*Assignment*:
Begin at the line containing "The cell holds" in the data below and go on through the line containing "The atoms within 5 Å of the centre.", repeating each line exactly; include both ends and no other line.

^^^^

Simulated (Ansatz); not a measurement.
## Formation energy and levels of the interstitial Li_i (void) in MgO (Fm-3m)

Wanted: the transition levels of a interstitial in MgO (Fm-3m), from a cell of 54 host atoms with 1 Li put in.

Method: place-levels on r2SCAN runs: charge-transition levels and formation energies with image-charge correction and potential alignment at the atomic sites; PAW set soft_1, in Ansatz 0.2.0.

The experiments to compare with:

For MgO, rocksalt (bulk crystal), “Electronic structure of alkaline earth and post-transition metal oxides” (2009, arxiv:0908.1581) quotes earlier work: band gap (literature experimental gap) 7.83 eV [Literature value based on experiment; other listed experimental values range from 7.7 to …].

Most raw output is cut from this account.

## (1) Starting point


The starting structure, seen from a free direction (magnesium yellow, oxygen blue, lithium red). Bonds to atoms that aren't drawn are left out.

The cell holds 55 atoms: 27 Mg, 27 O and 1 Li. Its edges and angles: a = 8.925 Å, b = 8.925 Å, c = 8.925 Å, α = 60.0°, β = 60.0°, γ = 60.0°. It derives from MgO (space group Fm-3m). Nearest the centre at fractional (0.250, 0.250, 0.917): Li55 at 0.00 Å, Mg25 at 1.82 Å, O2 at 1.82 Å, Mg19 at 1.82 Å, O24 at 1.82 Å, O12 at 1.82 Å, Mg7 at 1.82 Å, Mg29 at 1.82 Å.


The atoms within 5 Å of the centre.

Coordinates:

^^^^

*Task solution*:
The cell holds 55 atoms: 27 Mg, 27 O and 1 Li. Its edges and angles: a = 8.925 Å, b = 8.925 Å, c = 8.925 Å, α = 60.0°, β = 60.0°, γ = 60.0°. It derives from MgO (space group Fm-3m). Nearest the centre at fractional (0.250, 0.250, 0.917): Li55 at 0.00 Å, Mg25 at 1.82 Å, O2 at 1.82 Å, Mg19 at 1.82 Å, O24 at 1.82 Å, O12 at 1.82 Å, Mg7 at 1.82 Å, Mg29 at 1.82 Å.


The atoms within 5 Å of the centre.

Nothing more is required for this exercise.